INFORMATION GIVEN:
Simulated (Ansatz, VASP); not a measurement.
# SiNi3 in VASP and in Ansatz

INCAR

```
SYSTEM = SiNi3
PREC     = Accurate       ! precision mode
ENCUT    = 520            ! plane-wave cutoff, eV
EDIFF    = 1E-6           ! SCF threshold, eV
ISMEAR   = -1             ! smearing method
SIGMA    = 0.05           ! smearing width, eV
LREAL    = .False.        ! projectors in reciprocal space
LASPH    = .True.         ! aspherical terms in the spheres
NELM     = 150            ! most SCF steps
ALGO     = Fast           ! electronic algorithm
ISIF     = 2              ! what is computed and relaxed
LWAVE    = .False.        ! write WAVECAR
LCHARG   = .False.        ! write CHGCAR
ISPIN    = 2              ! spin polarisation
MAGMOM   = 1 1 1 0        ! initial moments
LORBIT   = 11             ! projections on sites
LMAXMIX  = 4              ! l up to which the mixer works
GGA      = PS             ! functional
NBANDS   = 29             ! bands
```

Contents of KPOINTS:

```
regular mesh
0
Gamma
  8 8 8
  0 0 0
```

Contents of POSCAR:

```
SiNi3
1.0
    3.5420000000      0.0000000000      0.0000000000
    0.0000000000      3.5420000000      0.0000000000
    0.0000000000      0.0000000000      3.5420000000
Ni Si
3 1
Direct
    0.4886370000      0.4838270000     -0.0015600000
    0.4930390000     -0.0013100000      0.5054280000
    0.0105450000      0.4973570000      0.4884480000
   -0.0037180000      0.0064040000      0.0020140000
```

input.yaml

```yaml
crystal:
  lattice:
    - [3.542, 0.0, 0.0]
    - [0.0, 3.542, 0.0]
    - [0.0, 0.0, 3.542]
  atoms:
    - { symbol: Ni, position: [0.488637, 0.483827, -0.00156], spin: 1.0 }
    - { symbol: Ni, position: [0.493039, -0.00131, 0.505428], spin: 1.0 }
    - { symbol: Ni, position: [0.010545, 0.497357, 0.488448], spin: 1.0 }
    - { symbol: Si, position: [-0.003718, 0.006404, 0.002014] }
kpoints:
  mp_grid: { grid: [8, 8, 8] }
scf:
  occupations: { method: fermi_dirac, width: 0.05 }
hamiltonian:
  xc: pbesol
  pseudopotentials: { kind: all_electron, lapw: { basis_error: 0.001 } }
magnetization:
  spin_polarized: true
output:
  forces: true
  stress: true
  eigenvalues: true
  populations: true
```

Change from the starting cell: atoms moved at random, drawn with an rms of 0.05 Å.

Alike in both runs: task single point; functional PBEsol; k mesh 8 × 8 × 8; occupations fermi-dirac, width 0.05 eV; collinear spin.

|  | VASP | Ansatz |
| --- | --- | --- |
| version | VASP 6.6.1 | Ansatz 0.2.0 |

ASSIGNMENT:
Starting at the first line of the records, print each line exactly, stopping after the line that contains "Change from the".

TASK SOLUTION:
Simulated (Ansatz, VASP); not a measurement.
# SiNi3 in VASP and in Ansatz

INCAR

```
SYSTEM = SiNi3
PREC     = Accurate       ! precision mode
ENCUT    = 520            ! plane-wave cutoff, eV
EDIFF    = 1E-6           ! SCF threshold, eV
ISMEAR   = -1             ! smearing method
SIGMA    = 0.05           ! smearing width, eV
LREAL    = .False.        ! projectors in reciprocal space
LASPH    = .True.         ! aspherical terms in the spheres
NELM     = 150            ! most SCF steps
ALGO     = Fast           ! electronic algorithm
ISIF     = 2              ! what is computed and relaxed
LWAVE    = .False.        ! write WAVECAR
LCHARG   = .False.        ! write CHGCAR
ISPIN    = 2              ! spin polarisation
MAGMOM   = 1 1 1 0        ! initial moments
LORBIT   = 11             ! projections on sites
LMAXMIX  = 4              ! l up to which the mixer works
GGA      = PS             ! functional
NBANDS   = 29             ! bands
```

Contents of KPOINTS:

```
regular mesh
0
Gamma
  8 8 8
  0 0 0
```

Contents of POSCAR:

```
SiNi3
1.0
    3.5420000000      0.0000000000      0.0000000000
    0.0000000000      3.5420000000      0.0000000000
    0.0000000000      0.0000000000      3.5420000000
Ni Si
3 1
Direct
    0.4886370000      0.4838270000     -0.0015600000
    0.4930390000     -0.0013100000      0.5054280000
    0.0105450000      0.4973570000      0.4884480000
   -0.0037180000      0.0064040000      0.0020140000
```

input.yaml

```yaml
crystal:
  lattice:
    - [3.542, 0.0, 0.0]
    - [0.0, 3.542, 0.0]
    - [0.0, 0.0, 3.542]
  atoms:
    - { symbol: Ni, position: [0.488637, 0.483827, -0.00156], spin: 1.0 }
    - { symbol: Ni, position: [0.493039, -0.00131, 0.505428], spin: 1.0 }
    - { symbol: Ni, position: [0.010545, 0.497357, 0.488448], spin: 1.0 }
    - { symbol: Si, position: [-0.003718, 0.006404, 0.002014] }
kpoints:
  mp_grid: { grid: [8, 8, 8] }
scf:
  occupations: { method: fermi_dirac, width: 0.05 }
hamiltonian:
  xc: pbesol
  pseudopotentials: { kind: all_electron, lapw: { basis_error: 0.001 } }
magnetization:
  spin_polarized: true
output:
  forces: true
  stress: true
  eigenvalues: true
  populations: true
```

Change from the starting cell: atoms moved at random, drawn with an rms of 0.05 Å.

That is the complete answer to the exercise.